Entries shown:
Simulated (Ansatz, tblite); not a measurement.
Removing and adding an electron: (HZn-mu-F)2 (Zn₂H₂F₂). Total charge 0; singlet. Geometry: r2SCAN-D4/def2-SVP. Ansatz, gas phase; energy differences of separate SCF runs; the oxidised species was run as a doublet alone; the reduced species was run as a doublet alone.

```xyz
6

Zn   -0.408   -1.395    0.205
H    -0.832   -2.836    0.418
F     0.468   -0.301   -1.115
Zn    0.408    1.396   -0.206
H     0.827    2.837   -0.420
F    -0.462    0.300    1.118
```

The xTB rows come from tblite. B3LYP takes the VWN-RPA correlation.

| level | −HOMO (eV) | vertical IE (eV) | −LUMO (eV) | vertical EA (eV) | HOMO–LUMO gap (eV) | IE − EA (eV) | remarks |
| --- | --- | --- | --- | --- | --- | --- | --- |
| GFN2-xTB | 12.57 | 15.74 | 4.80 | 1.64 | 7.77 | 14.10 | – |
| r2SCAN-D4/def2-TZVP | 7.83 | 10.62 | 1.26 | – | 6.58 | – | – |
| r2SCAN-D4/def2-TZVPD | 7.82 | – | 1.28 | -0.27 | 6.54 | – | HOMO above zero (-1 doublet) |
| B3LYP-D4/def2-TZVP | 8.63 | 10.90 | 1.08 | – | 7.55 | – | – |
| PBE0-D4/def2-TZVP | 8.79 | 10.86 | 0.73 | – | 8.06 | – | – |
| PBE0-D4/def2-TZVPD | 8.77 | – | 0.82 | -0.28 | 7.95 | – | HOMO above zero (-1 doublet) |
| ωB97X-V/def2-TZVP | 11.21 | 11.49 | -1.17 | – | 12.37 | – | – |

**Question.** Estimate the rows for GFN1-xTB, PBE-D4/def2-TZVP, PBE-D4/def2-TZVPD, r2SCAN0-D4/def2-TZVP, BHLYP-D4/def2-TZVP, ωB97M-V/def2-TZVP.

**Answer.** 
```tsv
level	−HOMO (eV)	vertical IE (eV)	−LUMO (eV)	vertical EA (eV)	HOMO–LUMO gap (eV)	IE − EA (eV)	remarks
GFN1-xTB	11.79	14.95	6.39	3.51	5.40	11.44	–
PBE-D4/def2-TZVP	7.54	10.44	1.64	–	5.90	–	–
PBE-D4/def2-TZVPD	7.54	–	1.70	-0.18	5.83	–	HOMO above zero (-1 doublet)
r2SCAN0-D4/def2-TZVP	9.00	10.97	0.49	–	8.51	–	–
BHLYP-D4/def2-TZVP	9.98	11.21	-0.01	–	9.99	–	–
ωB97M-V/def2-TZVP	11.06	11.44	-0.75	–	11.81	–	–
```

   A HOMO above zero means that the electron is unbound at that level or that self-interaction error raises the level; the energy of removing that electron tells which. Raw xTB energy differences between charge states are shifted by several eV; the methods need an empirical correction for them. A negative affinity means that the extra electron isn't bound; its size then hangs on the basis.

Work instruction:
Every line from the top of the material through the line containing "7.77 | 14.10 | – |" must be transcribed exactly, and no other line may appear.

Exercise solution:
Simulated (Ansatz, tblite); not a measurement.
Removing and adding an electron: (HZn-mu-F)2 (Zn₂H₂F₂). Total charge 0; singlet. Geometry: r2SCAN-D4/def2-SVP. Ansatz, gas phase; energy differences of separate SCF runs; the oxidised species was run as a doublet alone; the reduced species was run as a doublet alone.

```xyz
6

Zn   -0.408   -1.395    0.205
H    -0.832   -2.836    0.418
F     0.468   -0.301   -1.115
Zn    0.408    1.396   -0.206
H     0.827    2.837   -0.420
F    -0.462    0.300    1.118
```

The xTB rows come from tblite. B3LYP takes the VWN-RPA correlation.

| level | −HOMO (eV) | vertical IE (eV) | −LUMO (eV) | vertical EA (eV) | HOMO–LUMO gap (eV) | IE − EA (eV) | remarks |
| --- | --- | --- | --- | --- | --- | --- | --- |
| GFN2-xTB | 12.57 | 15.74 | 4.80 | 1.64 | 7.77 | 14.10 | – |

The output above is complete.